• Work item:
Here are the records. Write out exactly the lines between the one holding "The path is" and the one holding "The gap is indirect, 1.45", inclusive.

+ + + + +

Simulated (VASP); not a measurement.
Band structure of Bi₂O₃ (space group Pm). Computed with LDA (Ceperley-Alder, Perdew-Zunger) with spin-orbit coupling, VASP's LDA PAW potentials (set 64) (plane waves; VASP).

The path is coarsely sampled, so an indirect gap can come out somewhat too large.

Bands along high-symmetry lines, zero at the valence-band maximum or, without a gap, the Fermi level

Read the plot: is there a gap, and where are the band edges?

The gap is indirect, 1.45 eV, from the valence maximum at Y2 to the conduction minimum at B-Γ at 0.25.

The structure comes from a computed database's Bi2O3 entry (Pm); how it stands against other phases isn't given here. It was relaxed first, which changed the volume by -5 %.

+ + + + +

• Answer section:
The path is coarsely sampled, so an indirect gap can come out somewhat too large.

Bands along high-symmetry lines, zero at the valence-band maximum or, without a gap, the Fermi level

Read the plot: is there a gap, and where are the band edges?

The gap is indirect, 1.45 eV, from the valence maximum at Y2 to the conduction minimum at B-Γ at 0.25.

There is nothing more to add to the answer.